━━━━━━━━
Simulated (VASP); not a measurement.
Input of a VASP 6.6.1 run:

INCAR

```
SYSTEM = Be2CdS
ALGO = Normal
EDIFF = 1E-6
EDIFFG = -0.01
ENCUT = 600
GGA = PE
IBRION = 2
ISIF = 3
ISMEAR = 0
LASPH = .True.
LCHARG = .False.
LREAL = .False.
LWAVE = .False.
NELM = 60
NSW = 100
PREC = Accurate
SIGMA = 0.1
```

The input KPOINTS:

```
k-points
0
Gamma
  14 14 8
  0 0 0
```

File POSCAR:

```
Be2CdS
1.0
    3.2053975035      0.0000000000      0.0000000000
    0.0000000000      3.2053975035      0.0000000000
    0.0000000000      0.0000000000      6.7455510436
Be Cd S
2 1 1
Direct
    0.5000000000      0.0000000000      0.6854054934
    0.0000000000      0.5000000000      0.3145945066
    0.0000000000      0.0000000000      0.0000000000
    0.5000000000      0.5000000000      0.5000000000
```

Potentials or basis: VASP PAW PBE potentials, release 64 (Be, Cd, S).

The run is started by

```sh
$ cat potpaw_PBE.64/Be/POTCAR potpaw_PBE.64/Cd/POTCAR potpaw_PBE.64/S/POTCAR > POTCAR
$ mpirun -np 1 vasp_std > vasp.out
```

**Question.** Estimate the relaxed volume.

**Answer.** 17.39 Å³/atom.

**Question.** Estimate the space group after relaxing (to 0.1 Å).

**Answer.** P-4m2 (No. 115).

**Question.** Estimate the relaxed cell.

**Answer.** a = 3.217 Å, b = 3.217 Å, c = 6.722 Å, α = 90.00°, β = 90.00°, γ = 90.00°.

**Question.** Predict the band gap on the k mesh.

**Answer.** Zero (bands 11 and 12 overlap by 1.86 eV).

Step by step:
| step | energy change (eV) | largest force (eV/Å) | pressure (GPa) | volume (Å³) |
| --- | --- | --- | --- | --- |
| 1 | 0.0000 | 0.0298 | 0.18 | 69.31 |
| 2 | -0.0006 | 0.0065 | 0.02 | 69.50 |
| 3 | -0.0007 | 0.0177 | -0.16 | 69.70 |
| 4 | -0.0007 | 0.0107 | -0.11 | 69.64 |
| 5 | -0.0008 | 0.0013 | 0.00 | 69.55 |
━━━━━━━━

• **ASSIGNMENT**
Look through the entries above and quote exactly the lines from the line with "0.18 | 69.31 |" to the line with "-0.11 | 69.64 |", counting both of those lines.

• **ANSWER BOX**
| 1 | 0.0000 | 0.0298 | 0.18 | 69.31 |
| 2 | -0.0006 | 0.0065 | 0.02 | 69.50 |
| 3 | -0.0007 | 0.0177 | -0.16 | 69.70 |
| 4 | -0.0007 | 0.0107 | -0.11 | 69.64 |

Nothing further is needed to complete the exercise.